• • •

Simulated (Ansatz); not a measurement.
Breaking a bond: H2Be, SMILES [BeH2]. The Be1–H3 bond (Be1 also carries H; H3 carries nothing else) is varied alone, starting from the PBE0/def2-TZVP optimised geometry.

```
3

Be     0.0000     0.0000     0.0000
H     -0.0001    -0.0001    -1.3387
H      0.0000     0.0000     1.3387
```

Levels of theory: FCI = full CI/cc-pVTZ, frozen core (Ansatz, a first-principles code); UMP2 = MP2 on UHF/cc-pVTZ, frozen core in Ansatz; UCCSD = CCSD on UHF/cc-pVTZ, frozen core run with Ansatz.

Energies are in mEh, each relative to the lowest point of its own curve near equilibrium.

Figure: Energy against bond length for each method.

• • •

REQUIRED ACTION:
Could you retype the whole listing above without altering a word?

RESPONSE:
Simulated (Ansatz); not a measurement.
Breaking a bond: H2Be, SMILES [BeH2]. The Be1–H3 bond (Be1 also carries H; H3 carries nothing else) is varied alone, starting from the PBE0/def2-TZVP optimised geometry.

```
3

Be     0.0000     0.0000     0.0000
H     -0.0001    -0.0001    -1.3387
H      0.0000     0.0000     1.3387
```

Levels of theory: FCI = full CI/cc-pVTZ, frozen core (Ansatz, a first-principles code); UMP2 = MP2 on UHF/cc-pVTZ, frozen core in Ansatz; UCCSD = CCSD on UHF/cc-pVTZ, frozen core run with Ansatz.

Energies are in mEh, each relative to the lowest point of its own curve near equilibrium.

Figure: Energy against bond length for each method.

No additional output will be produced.